----- Data provided -----
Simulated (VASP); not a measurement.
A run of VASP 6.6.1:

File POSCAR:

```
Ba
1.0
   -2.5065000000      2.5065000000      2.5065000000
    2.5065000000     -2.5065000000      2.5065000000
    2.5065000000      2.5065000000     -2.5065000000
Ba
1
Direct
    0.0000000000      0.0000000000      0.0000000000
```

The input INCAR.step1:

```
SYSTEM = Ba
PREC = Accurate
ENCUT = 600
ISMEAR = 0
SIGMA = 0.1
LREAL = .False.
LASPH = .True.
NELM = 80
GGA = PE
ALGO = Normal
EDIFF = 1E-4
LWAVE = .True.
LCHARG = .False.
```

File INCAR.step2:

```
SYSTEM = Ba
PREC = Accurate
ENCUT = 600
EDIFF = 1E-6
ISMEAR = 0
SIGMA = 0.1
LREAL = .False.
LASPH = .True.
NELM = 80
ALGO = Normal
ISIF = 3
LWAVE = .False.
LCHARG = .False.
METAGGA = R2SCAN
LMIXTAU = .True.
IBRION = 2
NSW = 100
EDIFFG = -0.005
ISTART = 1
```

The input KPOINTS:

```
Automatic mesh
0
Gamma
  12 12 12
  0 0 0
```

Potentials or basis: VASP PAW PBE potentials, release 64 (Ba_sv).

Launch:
-----

Requirement: Would you mind giving all the records again exactly?

Solution:
Simulated (VASP); not a measurement.
A run of VASP 6.6.1:

File POSCAR:

```
Ba
1.0
   -2.5065000000      2.5065000000      2.5065000000
    2.5065000000     -2.5065000000      2.5065000000
    2.5065000000      2.5065000000     -2.5065000000
Ba
1
Direct
    0.0000000000      0.0000000000      0.0000000000
```

The input INCAR.step1:

```
SYSTEM = Ba
PREC = Accurate
ENCUT = 600
ISMEAR = 0
SIGMA = 0.1
LREAL = .False.
LASPH = .True.
NELM = 80
GGA = PE
ALGO = Normal
EDIFF = 1E-4
LWAVE = .True.
LCHARG = .False.
```

File INCAR.step2:

```
SYSTEM = Ba
PREC = Accurate
ENCUT = 600
EDIFF = 1E-6
ISMEAR = 0
SIGMA = 0.1
LREAL = .False.
LASPH = .True.
NELM = 80
ALGO = Normal
ISIF = 3
LWAVE = .False.
LCHARG = .False.
METAGGA = R2SCAN
LMIXTAU = .True.
IBRION = 2
NSW = 100
EDIFFG = -0.005
ISTART = 1
```

The input KPOINTS:

```
Automatic mesh
0
Gamma
  12 12 12
  0 0 0
```

Potentials or basis: VASP PAW PBE potentials, release 64 (Ba_sv).

Launch:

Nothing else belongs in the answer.